[DATA EXCERPTS — start]

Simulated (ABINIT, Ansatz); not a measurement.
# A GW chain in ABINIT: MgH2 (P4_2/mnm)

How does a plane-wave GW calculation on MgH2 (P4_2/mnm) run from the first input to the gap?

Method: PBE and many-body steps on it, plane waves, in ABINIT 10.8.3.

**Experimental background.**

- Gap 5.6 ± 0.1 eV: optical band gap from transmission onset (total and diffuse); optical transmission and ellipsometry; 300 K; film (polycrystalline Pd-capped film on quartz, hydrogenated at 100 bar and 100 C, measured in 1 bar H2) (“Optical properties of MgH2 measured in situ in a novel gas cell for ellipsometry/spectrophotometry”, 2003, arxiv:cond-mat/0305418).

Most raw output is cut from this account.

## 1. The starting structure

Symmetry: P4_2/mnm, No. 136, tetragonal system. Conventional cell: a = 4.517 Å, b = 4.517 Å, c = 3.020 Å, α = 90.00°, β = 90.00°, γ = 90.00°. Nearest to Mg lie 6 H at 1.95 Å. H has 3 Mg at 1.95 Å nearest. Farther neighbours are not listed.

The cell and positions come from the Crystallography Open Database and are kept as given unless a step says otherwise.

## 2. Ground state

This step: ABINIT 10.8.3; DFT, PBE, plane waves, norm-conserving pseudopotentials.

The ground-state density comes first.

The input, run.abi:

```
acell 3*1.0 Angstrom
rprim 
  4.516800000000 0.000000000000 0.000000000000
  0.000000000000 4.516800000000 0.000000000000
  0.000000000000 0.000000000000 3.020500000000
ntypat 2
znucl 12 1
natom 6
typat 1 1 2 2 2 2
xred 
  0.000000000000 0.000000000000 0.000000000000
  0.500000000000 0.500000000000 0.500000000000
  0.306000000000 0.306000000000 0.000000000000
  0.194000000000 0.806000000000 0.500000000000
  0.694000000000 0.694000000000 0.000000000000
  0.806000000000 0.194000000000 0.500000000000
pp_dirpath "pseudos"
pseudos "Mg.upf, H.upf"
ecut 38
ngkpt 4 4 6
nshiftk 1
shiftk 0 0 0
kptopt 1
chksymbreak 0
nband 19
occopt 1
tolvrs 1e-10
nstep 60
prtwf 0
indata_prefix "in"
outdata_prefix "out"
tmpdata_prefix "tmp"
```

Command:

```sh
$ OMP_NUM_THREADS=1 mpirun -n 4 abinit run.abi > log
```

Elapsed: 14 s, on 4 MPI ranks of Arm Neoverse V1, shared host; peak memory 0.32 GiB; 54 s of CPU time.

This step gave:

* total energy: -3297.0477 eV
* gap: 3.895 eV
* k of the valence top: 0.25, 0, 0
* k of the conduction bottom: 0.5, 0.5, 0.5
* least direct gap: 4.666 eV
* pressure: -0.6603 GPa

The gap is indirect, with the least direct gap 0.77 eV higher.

[DATA EXCERPTS — finish]

Your task is to transcribe, with no changes, only the lines of the listing above that lie between the line holding "energy: -3297.0477 eV" and the line holding "pressure: -0.6603 GPa", inclusive.

* total energy: -3297.0477 eV
* gap: 3.895 eV
* k of the valence top: 0.25, 0, 0
* k of the conduction bottom: 0.5, 0.5, 0.5
* least direct gap: 4.666 eV
* pressure: -0.6603 GPa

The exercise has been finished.